■ Dataset ■
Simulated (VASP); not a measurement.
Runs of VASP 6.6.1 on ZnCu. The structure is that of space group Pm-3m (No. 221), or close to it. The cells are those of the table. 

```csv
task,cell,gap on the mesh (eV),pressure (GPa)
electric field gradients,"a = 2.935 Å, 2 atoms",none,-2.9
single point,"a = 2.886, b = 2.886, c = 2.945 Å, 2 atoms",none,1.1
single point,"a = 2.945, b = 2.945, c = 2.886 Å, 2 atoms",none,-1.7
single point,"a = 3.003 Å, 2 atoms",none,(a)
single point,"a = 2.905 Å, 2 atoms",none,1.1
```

■ Task item ■
Every record listed above should be reproduced exactly.

■ Response box ■
Simulated (VASP); not a measurement.
Runs of VASP 6.6.1 on ZnCu. The structure is that of space group Pm-3m (No. 221), or close to it. The cells are those of the table. 

```csv
task,cell,gap on the mesh (eV),pressure (GPa)
electric field gradients,"a = 2.935 Å, 2 atoms",none,-2.9
single point,"a = 2.886, b = 2.886, c = 2.945 Å, 2 atoms",none,1.1
single point,"a = 2.945, b = 2.945, c = 2.886 Å, 2 atoms",none,-1.7
single point,"a = 3.003 Å, 2 atoms",none,(a)
single point,"a = 2.905 Å, 2 atoms",none,1.1
```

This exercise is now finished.